DATASET EXCERPTS:
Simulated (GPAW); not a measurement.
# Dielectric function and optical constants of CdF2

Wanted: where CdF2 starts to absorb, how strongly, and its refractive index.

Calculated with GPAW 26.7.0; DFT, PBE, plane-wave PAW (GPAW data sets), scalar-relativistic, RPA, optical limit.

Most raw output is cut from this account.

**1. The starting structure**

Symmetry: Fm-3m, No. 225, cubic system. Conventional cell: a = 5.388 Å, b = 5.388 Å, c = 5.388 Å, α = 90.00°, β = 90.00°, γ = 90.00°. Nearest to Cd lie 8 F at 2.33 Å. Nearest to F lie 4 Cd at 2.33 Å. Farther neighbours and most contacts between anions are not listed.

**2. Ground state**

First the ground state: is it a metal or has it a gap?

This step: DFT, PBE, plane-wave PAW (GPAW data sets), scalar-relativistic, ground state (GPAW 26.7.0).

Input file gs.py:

WORK INSTRUCTION:
What's wanted is each line above, transcribed with nothing altered.

RESULT:
Simulated (GPAW); not a measurement.
# Dielectric function and optical constants of CdF2

Wanted: where CdF2 starts to absorb, how strongly, and its refractive index.

Calculated with GPAW 26.7.0; DFT, PBE, plane-wave PAW (GPAW data sets), scalar-relativistic, RPA, optical limit.

Most raw output is cut from this account.

**1. The starting structure**

Symmetry: Fm-3m, No. 225, cubic system. Conventional cell: a = 5.388 Å, b = 5.388 Å, c = 5.388 Å, α = 90.00°, β = 90.00°, γ = 90.00°. Nearest to Cd lie 8 F at 2.33 Å. Nearest to F lie 4 Cd at 2.33 Å. Farther neighbours and most contacts between anions are not listed.

**2. Ground state**

First the ground state: is it a metal or has it a gap?

This step: DFT, PBE, plane-wave PAW (GPAW data sets), scalar-relativistic, ground state (GPAW 26.7.0).

Input file gs.py:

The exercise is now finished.